- [Exercise]:
The whole listing needs to be restated word for word.

────

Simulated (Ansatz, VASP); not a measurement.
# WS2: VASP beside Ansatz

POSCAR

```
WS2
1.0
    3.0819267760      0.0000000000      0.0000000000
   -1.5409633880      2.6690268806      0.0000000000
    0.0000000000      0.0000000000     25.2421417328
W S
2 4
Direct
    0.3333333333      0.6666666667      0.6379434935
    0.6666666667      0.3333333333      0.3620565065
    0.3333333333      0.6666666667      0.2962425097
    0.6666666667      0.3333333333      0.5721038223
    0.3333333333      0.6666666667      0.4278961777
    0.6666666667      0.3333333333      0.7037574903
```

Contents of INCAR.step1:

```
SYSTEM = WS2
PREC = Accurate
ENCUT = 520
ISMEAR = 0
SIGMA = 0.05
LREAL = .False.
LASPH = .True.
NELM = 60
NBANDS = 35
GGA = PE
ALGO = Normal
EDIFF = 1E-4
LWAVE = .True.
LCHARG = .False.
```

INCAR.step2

────

- [Written response]:
Simulated (Ansatz, VASP); not a measurement.
# WS2: VASP beside Ansatz

POSCAR

```
WS2
1.0
    3.0819267760      0.0000000000      0.0000000000
   -1.5409633880      2.6690268806      0.0000000000
    0.0000000000      0.0000000000     25.2421417328
W S
2 4
Direct
    0.3333333333      0.6666666667      0.6379434935
    0.6666666667      0.3333333333      0.3620565065
    0.3333333333      0.6666666667      0.2962425097
    0.6666666667      0.3333333333      0.5721038223
    0.3333333333      0.6666666667      0.4278961777
    0.6666666667      0.3333333333      0.7037574903
```

Contents of INCAR.step1:

```
SYSTEM = WS2
PREC = Accurate
ENCUT = 520
ISMEAR = 0
SIGMA = 0.05
LREAL = .False.
LASPH = .True.
NELM = 60
NBANDS = 35
GGA = PE
ALGO = Normal
EDIFF = 1E-4
LWAVE = .True.
LCHARG = .False.
```

INCAR.step2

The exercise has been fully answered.